EXCERPTED RECORDS -
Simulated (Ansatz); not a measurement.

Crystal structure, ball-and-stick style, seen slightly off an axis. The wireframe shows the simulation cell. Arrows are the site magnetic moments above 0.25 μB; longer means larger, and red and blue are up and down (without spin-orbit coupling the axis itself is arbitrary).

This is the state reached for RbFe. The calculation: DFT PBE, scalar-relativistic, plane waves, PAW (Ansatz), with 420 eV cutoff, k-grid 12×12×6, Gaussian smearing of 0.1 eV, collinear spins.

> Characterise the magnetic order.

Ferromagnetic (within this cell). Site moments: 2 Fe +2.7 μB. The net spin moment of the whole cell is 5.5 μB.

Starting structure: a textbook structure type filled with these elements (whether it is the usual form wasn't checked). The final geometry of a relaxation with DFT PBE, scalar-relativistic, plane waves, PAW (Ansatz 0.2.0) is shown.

WORK INSTRUCTION - Reproduce, word for word and in full, only the lines above that start at the line with "This is the" and run through the line with "Ferromagnetic (within this", both ends included.

WORKED SOLUTION -
This is the state reached for RbFe. The calculation: DFT PBE, scalar-relativistic, plane waves, PAW (Ansatz), with 420 eV cutoff, k-grid 12×12×6, Gaussian smearing of 0.1 eV, collinear spins.

> Characterise the magnetic order.

Ferromagnetic (within this cell). Site moments: 2 Fe +2.7 μB. The net spin moment of the whole cell is 5.5 μB.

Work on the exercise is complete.